• Work request
What you return should be the lines from the first line of the records below through the line holding "Which of these", unchanged.

• Dataset entries
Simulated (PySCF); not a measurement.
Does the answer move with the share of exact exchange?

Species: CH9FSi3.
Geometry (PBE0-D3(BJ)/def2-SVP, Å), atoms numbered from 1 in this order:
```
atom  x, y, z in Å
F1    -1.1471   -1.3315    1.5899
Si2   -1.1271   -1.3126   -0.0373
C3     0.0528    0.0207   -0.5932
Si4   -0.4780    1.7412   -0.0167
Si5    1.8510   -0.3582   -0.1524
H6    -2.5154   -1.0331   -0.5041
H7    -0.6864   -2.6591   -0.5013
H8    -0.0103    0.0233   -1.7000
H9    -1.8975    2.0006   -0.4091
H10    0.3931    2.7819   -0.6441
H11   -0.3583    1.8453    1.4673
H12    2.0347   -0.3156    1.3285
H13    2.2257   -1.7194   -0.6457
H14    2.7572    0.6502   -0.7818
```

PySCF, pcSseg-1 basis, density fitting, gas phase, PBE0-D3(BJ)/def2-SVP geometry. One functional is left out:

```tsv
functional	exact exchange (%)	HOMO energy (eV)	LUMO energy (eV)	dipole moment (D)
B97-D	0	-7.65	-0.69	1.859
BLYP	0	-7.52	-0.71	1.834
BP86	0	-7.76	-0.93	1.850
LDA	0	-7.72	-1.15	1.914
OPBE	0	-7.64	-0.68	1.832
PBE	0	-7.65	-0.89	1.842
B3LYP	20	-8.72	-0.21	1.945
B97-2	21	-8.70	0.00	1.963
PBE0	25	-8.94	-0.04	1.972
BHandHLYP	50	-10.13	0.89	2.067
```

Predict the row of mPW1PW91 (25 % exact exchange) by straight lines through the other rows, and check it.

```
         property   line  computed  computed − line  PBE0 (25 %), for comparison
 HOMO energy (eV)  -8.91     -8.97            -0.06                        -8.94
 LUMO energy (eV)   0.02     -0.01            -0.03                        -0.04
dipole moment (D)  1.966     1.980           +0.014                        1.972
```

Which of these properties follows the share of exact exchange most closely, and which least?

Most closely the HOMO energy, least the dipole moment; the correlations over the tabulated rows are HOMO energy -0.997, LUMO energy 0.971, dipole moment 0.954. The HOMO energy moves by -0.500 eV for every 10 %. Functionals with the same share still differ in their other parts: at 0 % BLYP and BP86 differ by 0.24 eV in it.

• Written solution
Simulated (PySCF); not a measurement.
Does the answer move with the share of exact exchange?

Species: CH9FSi3.
Geometry (PBE0-D3(BJ)/def2-SVP, Å), atoms numbered from 1 in this order:
```
atom  x, y, z in Å
F1    -1.1471   -1.3315    1.5899
Si2   -1.1271   -1.3126   -0.0373
C3     0.0528    0.0207   -0.5932
Si4   -0.4780    1.7412   -0.0167
Si5    1.8510   -0.3582   -0.1524
H6    -2.5154   -1.0331   -0.5041
H7    -0.6864   -2.6591   -0.5013
H8    -0.0103    0.0233   -1.7000
H9    -1.8975    2.0006   -0.4091
H10    0.3931    2.7819   -0.6441
H11   -0.3583    1.8453    1.4673
H12    2.0347   -0.3156    1.3285
H13    2.2257   -1.7194   -0.6457
H14    2.7572    0.6502   -0.7818
```

PySCF, pcSseg-1 basis, density fitting, gas phase, PBE0-D3(BJ)/def2-SVP geometry. One functional is left out:

```tsv
functional	exact exchange (%)	HOMO energy (eV)	LUMO energy (eV)	dipole moment (D)
B97-D	0	-7.65	-0.69	1.859
BLYP	0	-7.52	-0.71	1.834
BP86	0	-7.76	-0.93	1.850
LDA	0	-7.72	-1.15	1.914
OPBE	0	-7.64	-0.68	1.832
PBE	0	-7.65	-0.89	1.842
B3LYP	20	-8.72	-0.21	1.945
B97-2	21	-8.70	0.00	1.963
PBE0	25	-8.94	-0.04	1.972
BHandHLYP	50	-10.13	0.89	2.067
```

Predict the row of mPW1PW91 (25 % exact exchange) by straight lines through the other rows, and check it.

```
         property   line  computed  computed − line  PBE0 (25 %), for comparison
 HOMO energy (eV)  -8.91     -8.97            -0.06                        -8.94
 LUMO energy (eV)   0.02     -0.01            -0.03                        -0.04
dipole moment (D)  1.966     1.980           +0.014                        1.972
```

Which of these properties follows the share of exact exchange most closely, and which least?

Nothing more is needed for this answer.